Material shown →
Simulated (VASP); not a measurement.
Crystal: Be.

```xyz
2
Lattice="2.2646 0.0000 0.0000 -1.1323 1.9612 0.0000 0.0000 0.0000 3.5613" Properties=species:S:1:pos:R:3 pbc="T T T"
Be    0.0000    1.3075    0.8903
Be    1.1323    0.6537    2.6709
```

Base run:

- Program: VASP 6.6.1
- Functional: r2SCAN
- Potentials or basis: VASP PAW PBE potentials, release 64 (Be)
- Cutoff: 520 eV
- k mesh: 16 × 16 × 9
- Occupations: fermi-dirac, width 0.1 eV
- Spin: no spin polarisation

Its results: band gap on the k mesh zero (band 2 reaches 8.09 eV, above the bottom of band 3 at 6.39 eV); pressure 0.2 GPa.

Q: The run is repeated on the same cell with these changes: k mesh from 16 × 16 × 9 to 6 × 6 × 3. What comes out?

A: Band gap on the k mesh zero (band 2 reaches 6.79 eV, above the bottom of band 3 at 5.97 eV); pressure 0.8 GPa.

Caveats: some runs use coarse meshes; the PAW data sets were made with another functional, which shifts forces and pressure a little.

Work item → Go through the material above and output exactly the lines from the one containing "- Functional: r2SCAN" through the one containing "A: Band gap".

Exercise response →
- Functional: r2SCAN
- Potentials or basis: VASP PAW PBE potentials, release 64 (Be)
- Cutoff: 520 eV
- k mesh: 16 × 16 × 9
- Occupations: fermi-dirac, width 0.1 eV
- Spin: no spin polarisation

Its results: band gap on the k mesh zero (band 2 reaches 8.09 eV, above the bottom of band 3 at 6.39 eV); pressure 0.2 GPa.

Q: The run is repeated on the same cell with these changes: k mesh from 16 × 16 × 9 to 6 × 6 × 3. What comes out?

A: Band gap on the k mesh zero (band 2 reaches 6.79 eV, above the bottom of band 3 at 5.97 eV); pressure 0.8 GPa.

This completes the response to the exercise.